Requirement: Every line below from the one containing "- k mesh: 5 × 5 × 5" through the one containing "Wall time 8.8" must be transcribed exactly. Omit all lines outside that stretch.

━━ Source material

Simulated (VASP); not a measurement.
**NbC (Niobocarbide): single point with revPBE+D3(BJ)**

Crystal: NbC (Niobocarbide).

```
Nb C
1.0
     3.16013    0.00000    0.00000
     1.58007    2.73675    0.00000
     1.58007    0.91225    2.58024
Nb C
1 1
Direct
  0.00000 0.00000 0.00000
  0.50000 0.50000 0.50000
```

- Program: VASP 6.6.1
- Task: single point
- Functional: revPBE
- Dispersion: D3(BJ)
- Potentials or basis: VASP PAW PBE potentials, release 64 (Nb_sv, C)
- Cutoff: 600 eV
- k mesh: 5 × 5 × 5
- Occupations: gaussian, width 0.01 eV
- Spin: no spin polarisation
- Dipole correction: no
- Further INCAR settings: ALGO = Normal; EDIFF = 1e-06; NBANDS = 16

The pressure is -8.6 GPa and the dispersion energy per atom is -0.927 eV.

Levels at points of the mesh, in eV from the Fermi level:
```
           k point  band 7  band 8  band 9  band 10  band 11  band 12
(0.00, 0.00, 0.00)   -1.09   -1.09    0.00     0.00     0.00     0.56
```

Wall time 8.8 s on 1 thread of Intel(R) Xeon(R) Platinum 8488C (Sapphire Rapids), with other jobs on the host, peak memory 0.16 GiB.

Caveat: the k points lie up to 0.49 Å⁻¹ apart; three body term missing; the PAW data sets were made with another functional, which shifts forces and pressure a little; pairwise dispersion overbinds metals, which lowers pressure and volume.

━━━━

Result:
- k mesh: 5 × 5 × 5
- Occupations: gaussian, width 0.01 eV
- Spin: no spin polarisation
- Dipole correction: no
- Further INCAR settings: ALGO = Normal; EDIFF = 1e-06; NBANDS = 16

The pressure is -8.6 GPa and the dispersion energy per atom is -0.927 eV.

Levels at points of the mesh, in eV from the Fermi level:
```
           k point  band 7  band 8  band 9  band 10  band 11  band 12
(0.00, 0.00, 0.00)   -1.09   -1.09    0.00     0.00     0.00     0.56
```

Wall time 8.8 s on 1 thread of Intel(R) Xeon(R) Platinum 8488C (Sapphire Rapids), with other jobs on the host, peak memory 0.16 GiB.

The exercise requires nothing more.